****************
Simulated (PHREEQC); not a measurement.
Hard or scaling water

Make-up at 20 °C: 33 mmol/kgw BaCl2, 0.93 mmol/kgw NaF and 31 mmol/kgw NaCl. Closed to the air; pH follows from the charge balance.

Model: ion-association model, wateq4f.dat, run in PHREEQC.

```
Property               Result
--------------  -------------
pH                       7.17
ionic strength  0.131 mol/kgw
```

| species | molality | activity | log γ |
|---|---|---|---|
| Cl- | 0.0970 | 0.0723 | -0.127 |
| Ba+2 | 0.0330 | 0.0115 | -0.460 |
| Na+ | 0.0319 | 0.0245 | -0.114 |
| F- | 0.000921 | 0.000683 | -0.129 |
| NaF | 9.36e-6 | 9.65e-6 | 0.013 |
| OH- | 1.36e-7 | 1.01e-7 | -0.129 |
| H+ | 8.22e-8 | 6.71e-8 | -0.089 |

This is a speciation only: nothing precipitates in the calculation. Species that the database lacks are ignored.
****************

**ASSIGNED TASK**
All that is wanted is an exact copy of the lines above from the one with "activity | log γ |" through the one with "6.71e-8 | -0.089 |", with both ends included.

**SOLUTION**
| species | molality | activity | log γ |
|---|---|---|---|
| Cl- | 0.0970 | 0.0723 | -0.127 |
| Ba+2 | 0.0330 | 0.0115 | -0.460 |
| Na+ | 0.0319 | 0.0245 | -0.114 |
| F- | 0.000921 | 0.000683 | -0.129 |
| NaF | 9.36e-6 | 9.65e-6 | 0.013 |
| OH- | 1.36e-7 | 1.01e-7 | -0.129 |
| H+ | 8.22e-8 | 6.71e-8 | -0.089 |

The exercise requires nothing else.